=== Records provided ===
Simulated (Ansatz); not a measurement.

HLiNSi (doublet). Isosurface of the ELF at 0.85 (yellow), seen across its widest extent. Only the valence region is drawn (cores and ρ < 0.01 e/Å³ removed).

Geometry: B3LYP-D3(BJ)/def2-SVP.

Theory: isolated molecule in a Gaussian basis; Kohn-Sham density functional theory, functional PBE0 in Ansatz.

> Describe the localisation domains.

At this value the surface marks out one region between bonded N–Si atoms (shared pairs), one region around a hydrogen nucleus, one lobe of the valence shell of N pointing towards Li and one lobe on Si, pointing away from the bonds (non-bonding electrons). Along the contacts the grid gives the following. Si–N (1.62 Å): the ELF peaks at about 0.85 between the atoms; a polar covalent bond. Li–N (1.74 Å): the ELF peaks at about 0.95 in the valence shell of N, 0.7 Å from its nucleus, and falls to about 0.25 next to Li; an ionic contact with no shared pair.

=== Brief ===
Exactly as shown above, write out all the records.

=== Task answer ===
Simulated (Ansatz); not a measurement.

HLiNSi (doublet). Isosurface of the ELF at 0.85 (yellow), seen across its widest extent. Only the valence region is drawn (cores and ρ < 0.01 e/Å³ removed).

Geometry: B3LYP-D3(BJ)/def2-SVP.

Theory: isolated molecule in a Gaussian basis; Kohn-Sham density functional theory, functional PBE0 in Ansatz.

> Describe the localisation domains.

At this value the surface marks out one region between bonded N–Si atoms (shared pairs), one region around a hydrogen nucleus, one lobe of the valence shell of N pointing towards Li and one lobe on Si, pointing away from the bonds (non-bonding electrons). Along the contacts the grid gives the following. Si–N (1.62 Å): the ELF peaks at about 0.85 between the atoms; a polar covalent bond. Li–N (1.74 Å): the ELF peaks at about 0.95 in the valence shell of N, 0.7 Å from its nucleus, and falls to about 0.25 next to Li; an ionic contact with no shared pair.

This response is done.